= Records shown =
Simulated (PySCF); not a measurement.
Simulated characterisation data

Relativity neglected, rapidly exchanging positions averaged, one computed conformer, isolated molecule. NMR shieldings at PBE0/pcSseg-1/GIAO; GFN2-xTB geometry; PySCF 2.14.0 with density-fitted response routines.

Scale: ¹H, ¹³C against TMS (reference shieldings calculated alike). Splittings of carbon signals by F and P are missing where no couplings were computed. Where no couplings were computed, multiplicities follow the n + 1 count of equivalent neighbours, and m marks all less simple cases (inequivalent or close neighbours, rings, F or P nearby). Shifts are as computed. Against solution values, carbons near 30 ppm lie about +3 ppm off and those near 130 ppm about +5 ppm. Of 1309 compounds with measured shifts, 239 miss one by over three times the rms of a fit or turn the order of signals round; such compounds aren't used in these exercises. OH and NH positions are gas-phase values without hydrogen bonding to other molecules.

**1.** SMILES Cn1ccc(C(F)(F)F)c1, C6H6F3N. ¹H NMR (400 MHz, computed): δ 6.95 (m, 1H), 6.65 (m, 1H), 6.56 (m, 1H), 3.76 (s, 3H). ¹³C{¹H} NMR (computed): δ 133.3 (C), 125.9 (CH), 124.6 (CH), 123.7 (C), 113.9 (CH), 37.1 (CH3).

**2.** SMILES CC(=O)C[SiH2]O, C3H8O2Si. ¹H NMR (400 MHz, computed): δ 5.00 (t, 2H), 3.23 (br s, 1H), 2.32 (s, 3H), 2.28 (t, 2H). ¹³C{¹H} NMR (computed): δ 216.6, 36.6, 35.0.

= Task item =
The expected output is exactly the lines of the listing above between the line holding "Simulated characterisation data" and the line holding "Relativity neglected, rapidly", inclusive.

= Exercise result =
Simulated characterisation data

Relativity neglected, rapidly exchanging positions averaged, one computed conformer, isolated molecule. NMR shieldings at PBE0/pcSseg-1/GIAO; GFN2-xTB geometry; PySCF 2.14.0 with density-fitted response routines.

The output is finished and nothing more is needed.